* Exercise *
Consider the listing below. Extract exactly the lines from the line containing "VASP | Ansatz |" to the line containing "waves, PAW |", both included.

* Supplied data *
==============================
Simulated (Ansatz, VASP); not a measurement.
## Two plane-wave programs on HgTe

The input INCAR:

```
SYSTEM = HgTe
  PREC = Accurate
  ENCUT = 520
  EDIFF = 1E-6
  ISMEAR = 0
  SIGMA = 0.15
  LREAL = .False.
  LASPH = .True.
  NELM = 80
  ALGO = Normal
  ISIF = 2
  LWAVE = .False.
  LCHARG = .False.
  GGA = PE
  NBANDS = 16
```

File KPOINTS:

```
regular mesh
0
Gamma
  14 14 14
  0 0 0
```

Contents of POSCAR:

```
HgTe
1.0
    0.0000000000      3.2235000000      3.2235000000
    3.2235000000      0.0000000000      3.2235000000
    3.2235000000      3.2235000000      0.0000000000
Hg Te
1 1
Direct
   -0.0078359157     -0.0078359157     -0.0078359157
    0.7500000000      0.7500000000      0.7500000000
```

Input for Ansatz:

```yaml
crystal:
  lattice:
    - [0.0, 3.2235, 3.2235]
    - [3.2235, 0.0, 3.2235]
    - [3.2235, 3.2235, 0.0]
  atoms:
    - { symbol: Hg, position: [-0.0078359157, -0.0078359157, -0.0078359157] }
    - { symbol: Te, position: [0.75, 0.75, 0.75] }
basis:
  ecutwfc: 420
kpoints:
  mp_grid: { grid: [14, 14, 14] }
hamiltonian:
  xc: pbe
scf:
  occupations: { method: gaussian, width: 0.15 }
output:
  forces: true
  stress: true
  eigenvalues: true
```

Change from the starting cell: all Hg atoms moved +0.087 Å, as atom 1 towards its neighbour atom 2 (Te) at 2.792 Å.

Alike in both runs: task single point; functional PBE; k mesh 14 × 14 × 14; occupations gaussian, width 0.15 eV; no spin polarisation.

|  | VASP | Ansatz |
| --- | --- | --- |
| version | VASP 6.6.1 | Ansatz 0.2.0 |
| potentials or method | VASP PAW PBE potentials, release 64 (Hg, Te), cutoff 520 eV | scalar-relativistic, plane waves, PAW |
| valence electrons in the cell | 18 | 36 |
==============================

* Exercise solution *
|  | VASP | Ansatz |
| --- | --- | --- |
| version | VASP 6.6.1 | Ansatz 0.2.0 |
| potentials or method | VASP PAW PBE potentials, release 64 (Hg, Te), cutoff 520 eV | scalar-relativistic, plane waves, PAW |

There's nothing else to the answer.